_ _ _ _ _ _ _

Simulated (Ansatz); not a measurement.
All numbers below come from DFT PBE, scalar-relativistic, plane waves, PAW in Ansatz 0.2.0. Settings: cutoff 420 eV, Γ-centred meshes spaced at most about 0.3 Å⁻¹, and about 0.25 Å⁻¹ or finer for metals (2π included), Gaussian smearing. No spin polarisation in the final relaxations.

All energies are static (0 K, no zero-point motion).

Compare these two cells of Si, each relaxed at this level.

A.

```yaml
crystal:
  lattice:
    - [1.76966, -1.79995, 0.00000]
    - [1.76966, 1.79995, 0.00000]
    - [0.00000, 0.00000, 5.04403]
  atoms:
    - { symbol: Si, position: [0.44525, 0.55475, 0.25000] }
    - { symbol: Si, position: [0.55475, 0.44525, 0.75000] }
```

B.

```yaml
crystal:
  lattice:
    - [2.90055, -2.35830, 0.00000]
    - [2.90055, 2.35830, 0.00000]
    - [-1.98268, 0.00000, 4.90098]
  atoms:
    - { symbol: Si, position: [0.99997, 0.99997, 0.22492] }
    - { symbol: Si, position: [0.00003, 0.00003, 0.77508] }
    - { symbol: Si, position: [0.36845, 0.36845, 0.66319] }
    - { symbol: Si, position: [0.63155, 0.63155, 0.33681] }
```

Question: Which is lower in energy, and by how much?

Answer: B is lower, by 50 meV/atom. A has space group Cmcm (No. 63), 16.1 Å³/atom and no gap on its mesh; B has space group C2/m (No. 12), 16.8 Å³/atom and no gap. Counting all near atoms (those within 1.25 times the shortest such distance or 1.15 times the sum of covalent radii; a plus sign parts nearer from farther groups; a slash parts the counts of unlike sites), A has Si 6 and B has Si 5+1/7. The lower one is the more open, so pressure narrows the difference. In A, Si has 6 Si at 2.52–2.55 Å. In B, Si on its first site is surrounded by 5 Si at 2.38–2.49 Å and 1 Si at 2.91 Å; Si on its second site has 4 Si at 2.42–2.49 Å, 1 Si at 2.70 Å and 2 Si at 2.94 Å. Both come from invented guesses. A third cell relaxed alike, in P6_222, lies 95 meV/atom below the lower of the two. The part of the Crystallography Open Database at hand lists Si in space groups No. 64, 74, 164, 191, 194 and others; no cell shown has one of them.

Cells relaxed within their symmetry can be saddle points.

_ _ _ _ _ _ _

- [Required action]
Begin with the first line of the data above and, please, print each line exactly until you have printed the line containing "All numbers below"; print nothing else.

- [Worked solution]
Simulated (Ansatz); not a measurement.
All numbers below come from DFT PBE, scalar-relativistic, plane waves, PAW in Ansatz 0.2.0. Settings: cutoff 420 eV, Γ-centred meshes spaced at most about 0.3 Å⁻¹, and about 0.25 Å⁻¹ or finer for metals (2π included), Gaussian smearing. No spin polarisation in the final relaxations.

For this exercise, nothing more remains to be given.